WORK ORDER -
Lines to return, exactly: from the line with "- Si-0.6123C (wt.%), liquidus (K): 2532" to the line with "- Si-0.6123C (wt.%), phases" in the entries below, both included.

GIVEN RECORDS -
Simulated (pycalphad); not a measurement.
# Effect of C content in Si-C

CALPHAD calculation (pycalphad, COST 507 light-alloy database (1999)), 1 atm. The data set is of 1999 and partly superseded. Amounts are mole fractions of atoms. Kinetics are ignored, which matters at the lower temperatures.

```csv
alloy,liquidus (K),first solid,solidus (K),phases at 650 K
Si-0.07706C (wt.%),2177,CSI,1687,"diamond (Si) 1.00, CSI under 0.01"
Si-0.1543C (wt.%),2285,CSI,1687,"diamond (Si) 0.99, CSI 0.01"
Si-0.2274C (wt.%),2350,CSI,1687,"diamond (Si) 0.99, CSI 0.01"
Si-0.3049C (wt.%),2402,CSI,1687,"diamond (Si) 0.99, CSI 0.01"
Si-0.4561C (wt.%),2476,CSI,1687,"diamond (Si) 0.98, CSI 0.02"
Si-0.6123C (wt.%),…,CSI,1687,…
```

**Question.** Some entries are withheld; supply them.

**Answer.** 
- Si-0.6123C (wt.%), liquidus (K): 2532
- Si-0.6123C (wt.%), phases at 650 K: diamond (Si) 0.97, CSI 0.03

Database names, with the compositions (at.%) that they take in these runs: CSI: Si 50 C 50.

ANSWER AREA -
- Si-0.6123C (wt.%), liquidus (K): 2532
- Si-0.6123C (wt.%), phases at 650 K: diamond (Si) 0.97, CSI 0.03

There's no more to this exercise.